Data section START

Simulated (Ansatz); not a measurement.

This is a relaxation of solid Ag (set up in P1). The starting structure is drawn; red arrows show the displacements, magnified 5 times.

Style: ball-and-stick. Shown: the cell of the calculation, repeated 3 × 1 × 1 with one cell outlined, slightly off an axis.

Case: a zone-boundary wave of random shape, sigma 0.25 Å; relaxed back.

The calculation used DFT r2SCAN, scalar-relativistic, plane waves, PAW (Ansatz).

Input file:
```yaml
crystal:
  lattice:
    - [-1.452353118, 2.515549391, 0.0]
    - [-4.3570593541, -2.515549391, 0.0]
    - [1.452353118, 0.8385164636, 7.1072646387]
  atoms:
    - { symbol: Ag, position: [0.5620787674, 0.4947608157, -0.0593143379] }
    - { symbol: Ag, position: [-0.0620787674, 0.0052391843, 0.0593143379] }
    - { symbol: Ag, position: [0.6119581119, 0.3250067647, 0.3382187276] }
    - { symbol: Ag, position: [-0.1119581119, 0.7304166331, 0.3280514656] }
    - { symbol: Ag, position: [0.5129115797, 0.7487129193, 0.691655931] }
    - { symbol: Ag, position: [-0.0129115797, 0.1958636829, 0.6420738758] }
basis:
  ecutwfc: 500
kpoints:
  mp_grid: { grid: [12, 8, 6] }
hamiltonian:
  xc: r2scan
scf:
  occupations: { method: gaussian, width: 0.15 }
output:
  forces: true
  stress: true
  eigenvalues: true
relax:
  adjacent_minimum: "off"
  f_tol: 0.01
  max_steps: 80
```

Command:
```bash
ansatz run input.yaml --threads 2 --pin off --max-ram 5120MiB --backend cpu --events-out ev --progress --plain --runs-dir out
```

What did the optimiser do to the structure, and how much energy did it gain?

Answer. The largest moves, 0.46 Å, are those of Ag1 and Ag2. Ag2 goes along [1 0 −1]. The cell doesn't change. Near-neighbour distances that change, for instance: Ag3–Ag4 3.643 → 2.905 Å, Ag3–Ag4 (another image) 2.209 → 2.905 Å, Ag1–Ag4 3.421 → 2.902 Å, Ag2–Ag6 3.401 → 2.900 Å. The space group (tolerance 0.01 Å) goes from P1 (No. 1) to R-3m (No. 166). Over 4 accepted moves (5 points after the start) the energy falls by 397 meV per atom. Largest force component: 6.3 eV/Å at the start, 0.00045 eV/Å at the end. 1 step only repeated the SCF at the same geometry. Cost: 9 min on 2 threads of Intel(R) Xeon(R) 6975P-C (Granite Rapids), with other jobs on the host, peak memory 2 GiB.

Data section END

→ **Exercise**: Return a word-for-word copy of the lines from the beginning of the listing to the line holding "What did the", both kept.

→ **Exercise answer**:
Simulated (Ansatz); not a measurement.

This is a relaxation of solid Ag (set up in P1). The starting structure is drawn; red arrows show the displacements, magnified 5 times.

Style: ball-and-stick. Shown: the cell of the calculation, repeated 3 × 1 × 1 with one cell outlined, slightly off an axis.

Case: a zone-boundary wave of random shape, sigma 0.25 Å; relaxed back.

The calculation used DFT r2SCAN, scalar-relativistic, plane waves, PAW (Ansatz).

Input file:
```yaml
crystal:
  lattice:
    - [-1.452353118, 2.515549391, 0.0]
    - [-4.3570593541, -2.515549391, 0.0]
    - [1.452353118, 0.8385164636, 7.1072646387]
  atoms:
    - { symbol: Ag, position: [0.5620787674, 0.4947608157, -0.0593143379] }
    - { symbol: Ag, position: [-0.0620787674, 0.0052391843, 0.0593143379] }
    - { symbol: Ag, position: [0.6119581119, 0.3250067647, 0.3382187276] }
    - { symbol: Ag, position: [-0.1119581119, 0.7304166331, 0.3280514656] }
    - { symbol: Ag, position: [0.5129115797, 0.7487129193, 0.691655931] }
    - { symbol: Ag, position: [-0.0129115797, 0.1958636829, 0.6420738758] }
basis:
  ecutwfc: 500
kpoints:
  mp_grid: { grid: [12, 8, 6] }
hamiltonian:
  xc: r2scan
scf:
  occupations: { method: gaussian, width: 0.15 }
output:
  forces: true
  stress: true
  eigenvalues: true
relax:
  adjacent_minimum: "off"
  f_tol: 0.01
  max_steps: 80
```

Command:
```bash
ansatz run input.yaml --threads 2 --pin off --max-ram 5120MiB --backend cpu --events-out ev --progress --plain --runs-dir out
```

What did the optimiser do to the structure, and how much energy did it gain?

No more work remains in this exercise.